● Entries supplied
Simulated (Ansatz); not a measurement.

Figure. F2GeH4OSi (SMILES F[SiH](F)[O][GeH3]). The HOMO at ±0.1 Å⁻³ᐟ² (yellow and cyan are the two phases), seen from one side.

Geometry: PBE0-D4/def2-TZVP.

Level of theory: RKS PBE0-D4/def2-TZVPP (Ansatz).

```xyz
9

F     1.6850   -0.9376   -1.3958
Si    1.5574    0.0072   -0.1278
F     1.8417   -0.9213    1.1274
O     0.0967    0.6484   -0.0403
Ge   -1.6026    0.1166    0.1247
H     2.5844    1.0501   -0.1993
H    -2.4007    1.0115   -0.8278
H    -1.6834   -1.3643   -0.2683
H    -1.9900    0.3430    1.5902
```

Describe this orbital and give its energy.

● Work item
Every line must be copied exactly as it stands above.

● Response box
Simulated (Ansatz); not a measurement.

Figure. F2GeH4OSi (SMILES F[SiH](F)[O][GeH3]). The HOMO at ±0.1 Å⁻³ᐟ² (yellow and cyan are the two phases), seen from one side.

Geometry: PBE0-D4/def2-TZVP.

Level of theory: RKS PBE0-D4/def2-TZVPP (Ansatz).

```xyz
9

F     1.6850   -0.9376   -1.3958
Si    1.5574    0.0072   -0.1278
F     1.8417   -0.9213    1.1274
O     0.0967    0.6484   -0.0403
Ge   -1.6026    0.1166    0.1247
H     2.5844    1.0501   -0.1993
H    -2.4007    1.0115   -0.8278
H    -1.6834   -1.3643   -0.2683
H    -1.9900    0.3430    1.5902
```

Describe this orbital and give its energy.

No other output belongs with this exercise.